- _Work request_
Nothing in the records may be altered, so transcribe them exactly.

= = = =

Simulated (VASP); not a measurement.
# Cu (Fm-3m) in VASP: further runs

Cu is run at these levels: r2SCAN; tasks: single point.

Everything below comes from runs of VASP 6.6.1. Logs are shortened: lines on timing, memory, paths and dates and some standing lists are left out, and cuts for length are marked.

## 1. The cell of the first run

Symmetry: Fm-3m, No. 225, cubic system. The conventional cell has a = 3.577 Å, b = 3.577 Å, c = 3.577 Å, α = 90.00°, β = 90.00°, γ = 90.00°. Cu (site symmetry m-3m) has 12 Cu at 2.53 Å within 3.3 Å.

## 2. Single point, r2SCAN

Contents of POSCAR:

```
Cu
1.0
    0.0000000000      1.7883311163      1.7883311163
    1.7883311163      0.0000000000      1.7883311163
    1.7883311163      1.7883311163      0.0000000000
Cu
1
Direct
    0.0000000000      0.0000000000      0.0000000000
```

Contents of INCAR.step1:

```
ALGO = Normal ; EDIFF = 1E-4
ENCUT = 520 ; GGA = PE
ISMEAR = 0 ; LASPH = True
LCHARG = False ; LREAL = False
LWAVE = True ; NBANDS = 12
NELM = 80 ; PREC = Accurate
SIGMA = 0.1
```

= = = =

- _Response box_
Simulated (VASP); not a measurement.
# Cu (Fm-3m) in VASP: further runs

Cu is run at these levels: r2SCAN; tasks: single point.

Everything below comes from runs of VASP 6.6.1. Logs are shortened: lines on timing, memory, paths and dates and some standing lists are left out, and cuts for length are marked.

## 1. The cell of the first run

Symmetry: Fm-3m, No. 225, cubic system. The conventional cell has a = 3.577 Å, b = 3.577 Å, c = 3.577 Å, α = 90.00°, β = 90.00°, γ = 90.00°. Cu (site symmetry m-3m) has 12 Cu at 2.53 Å within 3.3 Å.

## 2. Single point, r2SCAN

Contents of POSCAR:

```
Cu
1.0
    0.0000000000      1.7883311163      1.7883311163
    1.7883311163      0.0000000000      1.7883311163
    1.7883311163      1.7883311163      0.0000000000
Cu
1
Direct
    0.0000000000      0.0000000000      0.0000000000
```

Contents of INCAR.step1:

```
ALGO = Normal ; EDIFF = 1E-4
ENCUT = 520 ; GGA = PE
ISMEAR = 0 ; LASPH = True
LCHARG = False ; LREAL = False
LWAVE = True ; NBANDS = 12
NELM = 80 ; PREC = Accurate
SIGMA = 0.1
```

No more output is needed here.